--- Work item ---
Scan the records beneath this line for the line holding "# WS2 monolayer" and the line holding "### Step 1. Set-up", then transcribe exactly those two and all lines between.

--- Supplied data ---
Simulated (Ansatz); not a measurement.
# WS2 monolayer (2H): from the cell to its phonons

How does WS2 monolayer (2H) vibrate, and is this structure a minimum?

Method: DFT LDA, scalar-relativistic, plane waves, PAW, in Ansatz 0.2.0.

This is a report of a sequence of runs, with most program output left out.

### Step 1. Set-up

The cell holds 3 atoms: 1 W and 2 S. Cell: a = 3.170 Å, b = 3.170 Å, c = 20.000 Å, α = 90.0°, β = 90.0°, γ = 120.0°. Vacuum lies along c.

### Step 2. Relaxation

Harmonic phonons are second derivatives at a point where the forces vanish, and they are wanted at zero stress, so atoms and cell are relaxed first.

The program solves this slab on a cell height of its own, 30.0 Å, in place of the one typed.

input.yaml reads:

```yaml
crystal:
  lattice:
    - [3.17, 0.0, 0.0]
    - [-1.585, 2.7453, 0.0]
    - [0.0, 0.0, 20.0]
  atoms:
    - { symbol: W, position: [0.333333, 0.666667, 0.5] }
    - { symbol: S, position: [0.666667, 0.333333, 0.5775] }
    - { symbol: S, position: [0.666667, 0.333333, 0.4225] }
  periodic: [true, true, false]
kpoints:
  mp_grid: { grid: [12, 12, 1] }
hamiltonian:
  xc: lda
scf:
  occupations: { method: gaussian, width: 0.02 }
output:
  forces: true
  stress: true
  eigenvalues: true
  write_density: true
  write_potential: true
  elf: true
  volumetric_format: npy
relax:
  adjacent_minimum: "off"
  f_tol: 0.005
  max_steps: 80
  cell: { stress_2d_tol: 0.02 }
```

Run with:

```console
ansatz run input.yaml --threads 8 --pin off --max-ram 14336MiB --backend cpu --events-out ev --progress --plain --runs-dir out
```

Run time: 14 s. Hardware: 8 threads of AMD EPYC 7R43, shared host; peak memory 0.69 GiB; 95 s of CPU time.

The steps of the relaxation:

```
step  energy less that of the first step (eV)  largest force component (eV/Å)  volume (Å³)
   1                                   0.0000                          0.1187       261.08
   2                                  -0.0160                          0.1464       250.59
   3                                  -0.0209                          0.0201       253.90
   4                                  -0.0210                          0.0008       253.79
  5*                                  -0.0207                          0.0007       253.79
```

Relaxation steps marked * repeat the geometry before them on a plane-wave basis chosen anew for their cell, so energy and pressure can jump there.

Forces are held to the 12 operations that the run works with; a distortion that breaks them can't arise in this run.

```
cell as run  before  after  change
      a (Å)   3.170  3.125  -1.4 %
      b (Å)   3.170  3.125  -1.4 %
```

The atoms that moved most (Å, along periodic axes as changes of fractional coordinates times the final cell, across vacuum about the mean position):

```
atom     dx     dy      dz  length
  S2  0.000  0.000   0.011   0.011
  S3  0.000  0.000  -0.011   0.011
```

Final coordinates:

--- Exercise result ---
# WS2 monolayer (2H): from the cell to its phonons

How does WS2 monolayer (2H) vibrate, and is this structure a minimum?

Method: DFT LDA, scalar-relativistic, plane waves, PAW, in Ansatz 0.2.0.

This is a report of a sequence of runs, with most program output left out.

### Step 1. Set-up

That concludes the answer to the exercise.